....

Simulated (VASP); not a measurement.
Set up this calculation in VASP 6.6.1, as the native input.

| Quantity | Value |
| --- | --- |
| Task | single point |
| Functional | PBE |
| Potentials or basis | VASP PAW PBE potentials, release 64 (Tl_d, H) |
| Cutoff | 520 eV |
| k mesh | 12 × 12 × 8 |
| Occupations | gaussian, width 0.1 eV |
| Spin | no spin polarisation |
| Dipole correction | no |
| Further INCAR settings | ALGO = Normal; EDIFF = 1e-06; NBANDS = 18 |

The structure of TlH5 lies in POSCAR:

....

● **WORK ORDER**
A precise copy of all the records is needed.

● **TASK OUTPUT**
Simulated (VASP); not a measurement.
Set up this calculation in VASP 6.6.1, as the native input.

| Quantity | Value |
| --- | --- |
| Task | single point |
| Functional | PBE |
| Potentials or basis | VASP PAW PBE potentials, release 64 (Tl_d, H) |
| Cutoff | 520 eV |
| k mesh | 12 × 12 × 8 |
| Occupations | gaussian, width 0.1 eV |
| Spin | no spin polarisation |
| Dipole correction | no |
| Further INCAR settings | ALGO = Normal; EDIFF = 1e-06; NBANDS = 18 |

The structure of TlH5 lies in POSCAR:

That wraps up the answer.